Take the listing below and print exactly the lines starting at the line containing "B. virtual space cut too low" and ending at the line containing "E. integration grid too coarse", both ends included, and no others.

○ ○ ○ ○ ○
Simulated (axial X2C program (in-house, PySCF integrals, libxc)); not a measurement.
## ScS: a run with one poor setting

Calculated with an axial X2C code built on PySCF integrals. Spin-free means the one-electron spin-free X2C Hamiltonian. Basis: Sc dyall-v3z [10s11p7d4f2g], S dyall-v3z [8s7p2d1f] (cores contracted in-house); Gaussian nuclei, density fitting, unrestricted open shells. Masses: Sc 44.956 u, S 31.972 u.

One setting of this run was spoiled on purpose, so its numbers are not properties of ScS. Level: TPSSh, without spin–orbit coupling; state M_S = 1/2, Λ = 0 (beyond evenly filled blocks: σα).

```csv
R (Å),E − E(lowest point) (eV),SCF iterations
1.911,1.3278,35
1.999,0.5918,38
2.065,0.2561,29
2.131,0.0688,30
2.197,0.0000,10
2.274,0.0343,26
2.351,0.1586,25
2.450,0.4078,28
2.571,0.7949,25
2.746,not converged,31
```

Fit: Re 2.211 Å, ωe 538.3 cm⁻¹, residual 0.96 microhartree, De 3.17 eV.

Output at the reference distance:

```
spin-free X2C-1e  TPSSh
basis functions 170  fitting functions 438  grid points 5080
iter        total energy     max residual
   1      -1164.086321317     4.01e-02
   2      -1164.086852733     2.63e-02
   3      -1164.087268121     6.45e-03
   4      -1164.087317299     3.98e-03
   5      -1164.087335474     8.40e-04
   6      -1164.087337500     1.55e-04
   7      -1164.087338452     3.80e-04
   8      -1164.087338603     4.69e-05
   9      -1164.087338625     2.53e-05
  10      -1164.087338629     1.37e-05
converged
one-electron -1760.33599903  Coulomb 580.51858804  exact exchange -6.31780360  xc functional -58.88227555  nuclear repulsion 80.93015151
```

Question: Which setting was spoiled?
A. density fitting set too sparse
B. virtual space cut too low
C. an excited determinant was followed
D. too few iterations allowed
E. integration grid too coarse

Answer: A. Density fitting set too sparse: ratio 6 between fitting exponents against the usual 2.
○ ○ ○ ○ ○

● YOUR SOLUTION:
B. virtual space cut too low
C. an excited determinant was followed
D. too few iterations allowed
E. integration grid too coarse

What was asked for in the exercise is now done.